- _WORK TASK_
Exactly the lines from the opening of the data through the line containing "Force constants from" should be reproduced, please, with nothing added.

- _DATA UNDER STUDY_
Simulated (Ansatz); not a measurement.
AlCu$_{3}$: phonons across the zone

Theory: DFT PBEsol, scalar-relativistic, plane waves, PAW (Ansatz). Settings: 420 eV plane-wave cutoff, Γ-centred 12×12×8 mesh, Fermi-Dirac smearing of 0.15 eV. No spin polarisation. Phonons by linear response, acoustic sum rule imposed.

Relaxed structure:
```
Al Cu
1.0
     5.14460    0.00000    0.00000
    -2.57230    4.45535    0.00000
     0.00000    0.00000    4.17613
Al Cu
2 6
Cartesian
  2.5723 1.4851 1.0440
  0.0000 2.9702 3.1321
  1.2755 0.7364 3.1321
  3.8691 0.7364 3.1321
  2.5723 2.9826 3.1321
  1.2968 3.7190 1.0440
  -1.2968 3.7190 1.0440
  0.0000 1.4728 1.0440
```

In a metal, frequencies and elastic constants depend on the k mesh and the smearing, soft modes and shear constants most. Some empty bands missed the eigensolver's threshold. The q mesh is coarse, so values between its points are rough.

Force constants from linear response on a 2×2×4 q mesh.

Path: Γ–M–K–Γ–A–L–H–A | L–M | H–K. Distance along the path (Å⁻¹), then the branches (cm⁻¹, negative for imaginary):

- _EXERCISE RESULT_
Simulated (Ansatz); not a measurement.
AlCu$_{3}$: phonons across the zone

Theory: DFT PBEsol, scalar-relativistic, plane waves, PAW (Ansatz). Settings: 420 eV plane-wave cutoff, Γ-centred 12×12×8 mesh, Fermi-Dirac smearing of 0.15 eV. No spin polarisation. Phonons by linear response, acoustic sum rule imposed.

Relaxed structure:
```
Al Cu
1.0
     5.14460    0.00000    0.00000
    -2.57230    4.45535    0.00000
     0.00000    0.00000    4.17613
Al Cu
2 6
Cartesian
  2.5723 1.4851 1.0440
  0.0000 2.9702 3.1321
  1.2755 0.7364 3.1321
  3.8691 0.7364 3.1321
  2.5723 2.9826 3.1321
  1.2968 3.7190 1.0440
  -1.2968 3.7190 1.0440
  0.0000 1.4728 1.0440
```

In a metal, frequencies and elastic constants depend on the k mesh and the smearing, soft modes and shear constants most. Some empty bands missed the eigensolver's threshold. The q mesh is coarse, so values between its points are rough.

Force constants from linear response on a 2×2×4 q mesh.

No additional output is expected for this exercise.